→ Work task
Every entry below must be reproduced exactly.

BEGIN Listed entries

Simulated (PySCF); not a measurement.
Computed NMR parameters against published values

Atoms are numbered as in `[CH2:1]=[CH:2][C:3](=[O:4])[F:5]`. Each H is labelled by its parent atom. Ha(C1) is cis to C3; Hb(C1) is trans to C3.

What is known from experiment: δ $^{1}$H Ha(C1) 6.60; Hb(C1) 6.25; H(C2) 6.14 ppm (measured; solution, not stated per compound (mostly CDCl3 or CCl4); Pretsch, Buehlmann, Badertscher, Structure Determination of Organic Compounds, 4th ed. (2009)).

END Listed entries

→ Reply
Simulated (PySCF); not a measurement.
Computed NMR parameters against published values

Atoms are numbered as in `[CH2:1]=[CH:2][C:3](=[O:4])[F:5]`. Each H is labelled by its parent atom. Ha(C1) is cis to C3; Hb(C1) is trans to C3.

What is known from experiment: δ $^{1}$H Ha(C1) 6.60; Hb(C1) 6.25; H(C2) 6.14 ppm (measured; solution, not stated per compound (mostly CDCl3 or CCl4); Pretsch, Buehlmann, Badertscher, Structure Determination of Organic Compounds, 4th ed. (2009)).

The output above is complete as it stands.